__Required action__
Please repeat the lines below exactly. Begin with the line containing "Alike in all" and go on through the line containing "(a) -0.9; (b) -1.9.".

Records supplied below:

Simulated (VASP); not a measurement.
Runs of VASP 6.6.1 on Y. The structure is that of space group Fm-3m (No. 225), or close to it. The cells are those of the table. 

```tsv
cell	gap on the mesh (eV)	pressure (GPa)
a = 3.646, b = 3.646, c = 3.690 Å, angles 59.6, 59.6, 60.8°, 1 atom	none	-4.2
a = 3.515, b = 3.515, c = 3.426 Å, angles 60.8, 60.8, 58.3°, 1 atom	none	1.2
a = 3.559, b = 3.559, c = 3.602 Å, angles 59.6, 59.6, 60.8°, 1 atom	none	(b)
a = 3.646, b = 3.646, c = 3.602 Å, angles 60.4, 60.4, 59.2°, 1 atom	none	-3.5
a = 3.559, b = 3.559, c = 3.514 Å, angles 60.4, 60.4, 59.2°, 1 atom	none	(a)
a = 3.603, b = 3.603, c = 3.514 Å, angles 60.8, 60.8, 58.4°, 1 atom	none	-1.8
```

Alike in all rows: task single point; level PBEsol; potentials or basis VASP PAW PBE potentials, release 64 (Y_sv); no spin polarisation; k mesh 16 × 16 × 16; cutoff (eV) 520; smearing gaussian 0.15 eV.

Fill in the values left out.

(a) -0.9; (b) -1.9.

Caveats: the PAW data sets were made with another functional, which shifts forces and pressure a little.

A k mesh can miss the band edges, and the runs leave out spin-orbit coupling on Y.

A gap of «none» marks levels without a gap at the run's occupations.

End of Records supplied.

__Problem solution__
Alike in all rows: task single point; level PBEsol; potentials or basis VASP PAW PBE potentials, release 64 (Y_sv); no spin polarisation; k mesh 16 × 16 × 16; cutoff (eV) 520; smearing gaussian 0.15 eV.

Fill in the values left out.

(a) -0.9; (b) -1.9.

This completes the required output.